[EXERCISE]
For this exercise, restate the records word for word.

══════════════════════════════

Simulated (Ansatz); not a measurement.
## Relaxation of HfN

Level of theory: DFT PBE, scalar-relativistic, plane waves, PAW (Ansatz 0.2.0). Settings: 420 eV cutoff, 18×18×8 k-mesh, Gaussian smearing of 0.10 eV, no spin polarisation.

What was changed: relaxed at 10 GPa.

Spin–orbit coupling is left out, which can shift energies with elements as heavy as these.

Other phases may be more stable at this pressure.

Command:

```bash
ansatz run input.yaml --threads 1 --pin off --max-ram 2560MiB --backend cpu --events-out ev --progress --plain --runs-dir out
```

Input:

══════════════════════════════

[EXERCISE SOLUTION]
Simulated (Ansatz); not a measurement.
## Relaxation of HfN

Level of theory: DFT PBE, scalar-relativistic, plane waves, PAW (Ansatz 0.2.0). Settings: 420 eV cutoff, 18×18×8 k-mesh, Gaussian smearing of 0.10 eV, no spin polarisation.

What was changed: relaxed at 10 GPa.

Spin–orbit coupling is left out, which can shift energies with elements as heavy as these.

Other phases may be more stable at this pressure.

Command:

```bash
ansatz run input.yaml --threads 1 --pin off --max-ram 2560MiB --backend cpu --events-out ev --progress --plain --runs-dir out
```

Input:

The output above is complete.